---------------

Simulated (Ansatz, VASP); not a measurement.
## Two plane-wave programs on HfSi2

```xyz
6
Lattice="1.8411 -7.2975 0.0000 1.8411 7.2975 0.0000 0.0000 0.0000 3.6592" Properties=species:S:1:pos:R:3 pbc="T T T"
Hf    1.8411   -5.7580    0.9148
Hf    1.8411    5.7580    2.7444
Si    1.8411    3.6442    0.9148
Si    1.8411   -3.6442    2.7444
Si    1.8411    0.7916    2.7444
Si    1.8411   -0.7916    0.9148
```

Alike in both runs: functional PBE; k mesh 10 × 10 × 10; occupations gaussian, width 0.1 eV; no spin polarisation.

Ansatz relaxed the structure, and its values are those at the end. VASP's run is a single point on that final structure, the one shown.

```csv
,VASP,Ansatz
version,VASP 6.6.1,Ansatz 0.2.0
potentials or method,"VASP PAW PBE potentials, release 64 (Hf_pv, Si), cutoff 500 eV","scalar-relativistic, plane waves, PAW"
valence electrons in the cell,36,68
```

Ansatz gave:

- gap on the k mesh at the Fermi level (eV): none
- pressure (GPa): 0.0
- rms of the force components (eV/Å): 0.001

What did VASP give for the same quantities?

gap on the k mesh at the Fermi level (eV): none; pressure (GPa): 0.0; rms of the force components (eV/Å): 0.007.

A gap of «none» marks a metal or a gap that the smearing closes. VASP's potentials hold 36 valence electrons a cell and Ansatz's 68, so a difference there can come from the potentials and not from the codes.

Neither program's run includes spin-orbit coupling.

---------------

→ Task item:
The lines needed are the ones from the first line of the entries through the line that contains "gap on the k mesh at the Fermi level (eV): none;", given again without any change.

→ Expected answer:
Simulated (Ansatz, VASP); not a measurement.
## Two plane-wave programs on HfSi2

```xyz
6
Lattice="1.8411 -7.2975 0.0000 1.8411 7.2975 0.0000 0.0000 0.0000 3.6592" Properties=species:S:1:pos:R:3 pbc="T T T"
Hf    1.8411   -5.7580    0.9148
Hf    1.8411    5.7580    2.7444
Si    1.8411    3.6442    0.9148
Si    1.8411   -3.6442    2.7444
Si    1.8411    0.7916    2.7444
Si    1.8411   -0.7916    0.9148
```

Alike in both runs: functional PBE; k mesh 10 × 10 × 10; occupations gaussian, width 0.1 eV; no spin polarisation.

Ansatz relaxed the structure, and its values are those at the end. VASP's run is a single point on that final structure, the one shown.

```csv
,VASP,Ansatz
version,VASP 6.6.1,Ansatz 0.2.0
potentials or method,"VASP PAW PBE potentials, release 64 (Hf_pv, Si), cutoff 500 eV","scalar-relativistic, plane waves, PAW"
valence electrons in the cell,36,68
```

Ansatz gave:

- gap on the k mesh at the Fermi level (eV): none
- pressure (GPa): 0.0
- rms of the force components (eV/Å): 0.001

What did VASP give for the same quantities?

gap on the k mesh at the Fermi level (eV): none; pressure (GPa): 0.0; rms of the force components (eV/Å): 0.007.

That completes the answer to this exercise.